___

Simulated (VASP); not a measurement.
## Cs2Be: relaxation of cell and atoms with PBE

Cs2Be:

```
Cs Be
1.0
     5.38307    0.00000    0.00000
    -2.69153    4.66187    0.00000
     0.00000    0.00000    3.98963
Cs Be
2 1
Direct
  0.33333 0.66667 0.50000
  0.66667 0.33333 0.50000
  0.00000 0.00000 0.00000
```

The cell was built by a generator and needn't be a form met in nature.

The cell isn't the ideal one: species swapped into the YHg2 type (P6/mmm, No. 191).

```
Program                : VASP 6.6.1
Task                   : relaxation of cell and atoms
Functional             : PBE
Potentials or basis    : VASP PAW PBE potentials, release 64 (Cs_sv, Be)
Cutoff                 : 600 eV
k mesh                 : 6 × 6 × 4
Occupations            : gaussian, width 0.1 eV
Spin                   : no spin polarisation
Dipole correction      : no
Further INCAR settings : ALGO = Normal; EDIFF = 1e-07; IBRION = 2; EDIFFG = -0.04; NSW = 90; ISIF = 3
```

___

* _Work order_:
Repeat the data word for word, starting at its first line and stopping after the line that contains "The cell was".

* _Your solution_:
Simulated (VASP); not a measurement.
## Cs2Be: relaxation of cell and atoms with PBE

Cs2Be:

```
Cs Be
1.0
     5.38307    0.00000    0.00000
    -2.69153    4.66187    0.00000
     0.00000    0.00000    3.98963
Cs Be
2 1
Direct
  0.33333 0.66667 0.50000
  0.66667 0.33333 0.50000
  0.00000 0.00000 0.00000
```

The cell was built by a generator and needn't be a form met in nature.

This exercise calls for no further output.